__Assigned task__. Set the data down again so that every line matches exactly.

__Data section__.
--*--

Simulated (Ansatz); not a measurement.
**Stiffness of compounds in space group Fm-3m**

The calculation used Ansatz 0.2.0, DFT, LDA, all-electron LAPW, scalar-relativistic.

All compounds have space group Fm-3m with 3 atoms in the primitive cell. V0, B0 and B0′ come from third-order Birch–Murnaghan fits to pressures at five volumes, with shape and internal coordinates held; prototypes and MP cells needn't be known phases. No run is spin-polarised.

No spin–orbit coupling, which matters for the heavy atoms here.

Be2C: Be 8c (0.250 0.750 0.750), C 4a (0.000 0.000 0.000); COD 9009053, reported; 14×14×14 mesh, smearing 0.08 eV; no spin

--*--

__Your response__.
Simulated (Ansatz); not a measurement.
**Stiffness of compounds in space group Fm-3m**

The calculation used Ansatz 0.2.0, DFT, LDA, all-electron LAPW, scalar-relativistic.

All compounds have space group Fm-3m with 3 atoms in the primitive cell. V0, B0 and B0′ come from third-order Birch–Murnaghan fits to pressures at five volumes, with shape and internal coordinates held; prototypes and MP cells needn't be known phases. No run is spin-polarised.

No spin–orbit coupling, which matters for the heavy atoms here.

Be2C: Be 8c (0.250 0.750 0.750), C 4a (0.000 0.000 0.000); COD 9009053, reported; 14×14×14 mesh, smearing 0.08 eV; no spin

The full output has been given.